__Provided information__
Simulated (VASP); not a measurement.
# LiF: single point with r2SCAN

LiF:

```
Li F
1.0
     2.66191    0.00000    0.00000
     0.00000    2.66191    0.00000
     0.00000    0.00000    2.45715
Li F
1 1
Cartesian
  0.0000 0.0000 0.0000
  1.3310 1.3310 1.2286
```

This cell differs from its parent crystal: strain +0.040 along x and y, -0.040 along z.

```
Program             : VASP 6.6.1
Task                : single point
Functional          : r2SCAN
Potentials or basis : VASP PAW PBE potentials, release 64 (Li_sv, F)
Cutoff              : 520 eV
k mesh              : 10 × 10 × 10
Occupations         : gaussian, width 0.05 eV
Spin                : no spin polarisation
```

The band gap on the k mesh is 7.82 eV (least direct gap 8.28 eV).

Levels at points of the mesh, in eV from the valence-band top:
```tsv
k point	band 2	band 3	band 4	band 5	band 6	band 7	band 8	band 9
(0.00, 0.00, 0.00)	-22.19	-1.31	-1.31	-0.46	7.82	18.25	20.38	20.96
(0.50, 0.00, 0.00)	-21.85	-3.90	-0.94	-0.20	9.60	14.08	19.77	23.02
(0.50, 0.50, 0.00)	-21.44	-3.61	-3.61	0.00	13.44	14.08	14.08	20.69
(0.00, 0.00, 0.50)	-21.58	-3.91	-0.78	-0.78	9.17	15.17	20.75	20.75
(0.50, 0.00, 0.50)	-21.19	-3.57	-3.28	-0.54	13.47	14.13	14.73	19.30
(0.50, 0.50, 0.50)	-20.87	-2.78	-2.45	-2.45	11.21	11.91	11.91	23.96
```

__Action item__
Exact reproduction of all the material is needed.

__Result__
Simulated (VASP); not a measurement.
# LiF: single point with r2SCAN

LiF:

```
Li F
1.0
     2.66191    0.00000    0.00000
     0.00000    2.66191    0.00000
     0.00000    0.00000    2.45715
Li F
1 1
Cartesian
  0.0000 0.0000 0.0000
  1.3310 1.3310 1.2286
```

This cell differs from its parent crystal: strain +0.040 along x and y, -0.040 along z.

```
Program             : VASP 6.6.1
Task                : single point
Functional          : r2SCAN
Potentials or basis : VASP PAW PBE potentials, release 64 (Li_sv, F)
Cutoff              : 520 eV
k mesh              : 10 × 10 × 10
Occupations         : gaussian, width 0.05 eV
Spin                : no spin polarisation
```

The band gap on the k mesh is 7.82 eV (least direct gap 8.28 eV).

Levels at points of the mesh, in eV from the valence-band top:
```tsv
k point	band 2	band 3	band 4	band 5	band 6	band 7	band 8	band 9
(0.00, 0.00, 0.00)	-22.19	-1.31	-1.31	-0.46	7.82	18.25	20.38	20.96
(0.50, 0.00, 0.00)	-21.85	-3.90	-0.94	-0.20	9.60	14.08	19.77	23.02
(0.50, 0.50, 0.00)	-21.44	-3.61	-3.61	0.00	13.44	14.08	14.08	20.69
(0.00, 0.00, 0.50)	-21.58	-3.91	-0.78	-0.78	9.17	15.17	20.75	20.75
(0.50, 0.00, 0.50)	-21.19	-3.57	-3.28	-0.54	13.47	14.13	14.73	19.30
(0.50, 0.50, 0.50)	-20.87	-2.78	-2.45	-2.45	11.21	11.91	11.91	23.96
```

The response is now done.